=== DATA SHOWN ===

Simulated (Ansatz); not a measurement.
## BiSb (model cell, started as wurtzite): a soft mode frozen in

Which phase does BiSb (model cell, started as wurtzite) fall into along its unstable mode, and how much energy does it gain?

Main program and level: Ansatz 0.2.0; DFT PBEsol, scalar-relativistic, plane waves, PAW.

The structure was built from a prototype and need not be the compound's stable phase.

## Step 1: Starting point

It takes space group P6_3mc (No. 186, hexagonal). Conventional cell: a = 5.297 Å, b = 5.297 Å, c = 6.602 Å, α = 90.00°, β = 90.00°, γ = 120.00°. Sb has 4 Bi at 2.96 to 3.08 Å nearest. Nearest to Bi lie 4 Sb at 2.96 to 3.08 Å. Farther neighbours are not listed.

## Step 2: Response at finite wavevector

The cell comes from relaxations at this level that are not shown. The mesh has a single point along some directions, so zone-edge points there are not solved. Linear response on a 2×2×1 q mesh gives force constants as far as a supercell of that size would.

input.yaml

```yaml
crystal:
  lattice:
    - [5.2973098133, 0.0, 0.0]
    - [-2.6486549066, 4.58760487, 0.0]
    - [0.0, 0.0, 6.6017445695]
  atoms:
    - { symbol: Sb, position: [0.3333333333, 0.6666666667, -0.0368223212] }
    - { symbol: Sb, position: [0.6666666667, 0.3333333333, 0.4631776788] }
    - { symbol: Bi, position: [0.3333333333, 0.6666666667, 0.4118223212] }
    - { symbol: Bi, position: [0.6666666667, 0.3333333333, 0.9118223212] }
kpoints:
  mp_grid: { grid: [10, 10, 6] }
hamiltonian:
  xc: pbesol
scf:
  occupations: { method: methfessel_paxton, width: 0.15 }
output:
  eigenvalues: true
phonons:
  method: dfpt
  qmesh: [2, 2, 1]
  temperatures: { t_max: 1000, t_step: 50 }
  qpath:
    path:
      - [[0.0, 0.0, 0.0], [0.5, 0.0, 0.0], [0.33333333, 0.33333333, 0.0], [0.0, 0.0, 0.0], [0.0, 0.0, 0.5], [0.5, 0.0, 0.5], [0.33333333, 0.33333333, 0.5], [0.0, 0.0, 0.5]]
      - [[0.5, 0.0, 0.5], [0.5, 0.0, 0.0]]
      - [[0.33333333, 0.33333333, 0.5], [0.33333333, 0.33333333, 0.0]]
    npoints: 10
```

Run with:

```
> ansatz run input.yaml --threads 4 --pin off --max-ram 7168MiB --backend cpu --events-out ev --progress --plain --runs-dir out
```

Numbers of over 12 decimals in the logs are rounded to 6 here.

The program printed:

===

■ **WORK TASK**
From the first line of the data above to the line containing "## Step 1: Starting point", repeat everything exactly and add nothing.

■ **ANSWER BOX**
Simulated (Ansatz); not a measurement.
## BiSb (model cell, started as wurtzite): a soft mode frozen in

Which phase does BiSb (model cell, started as wurtzite) fall into along its unstable mode, and how much energy does it gain?

Main program and level: Ansatz 0.2.0; DFT PBEsol, scalar-relativistic, plane waves, PAW.

The structure was built from a prototype and need not be the compound's stable phase.

## Step 1: Starting point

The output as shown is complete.